▶ [Requirement] Reproduce each entry below in full, exactly as it was given.

▶ [Data listing]
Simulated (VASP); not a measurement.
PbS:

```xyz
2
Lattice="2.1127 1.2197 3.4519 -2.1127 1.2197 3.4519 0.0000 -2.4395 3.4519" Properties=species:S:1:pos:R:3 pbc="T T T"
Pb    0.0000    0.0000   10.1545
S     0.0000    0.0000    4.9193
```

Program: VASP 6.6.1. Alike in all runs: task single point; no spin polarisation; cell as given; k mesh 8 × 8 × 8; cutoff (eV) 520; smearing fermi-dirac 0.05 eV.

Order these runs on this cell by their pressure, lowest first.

▶ [Response area]
Simulated (VASP); not a measurement.
PbS:

```xyz
2
Lattice="2.1127 1.2197 3.4519 -2.1127 1.2197 3.4519 0.0000 -2.4395 3.4519" Properties=species:S:1:pos:R:3 pbc="T T T"
Pb    0.0000    0.0000   10.1545
S     0.0000    0.0000    4.9193
```

Program: VASP 6.6.1. Alike in all runs: task single point; no spin polarisation; cell as given; k mesh 8 × 8 × 8; cutoff (eV) 520; smearing fermi-dirac 0.05 eV.

Order these runs on this cell by their pressure, lowest first.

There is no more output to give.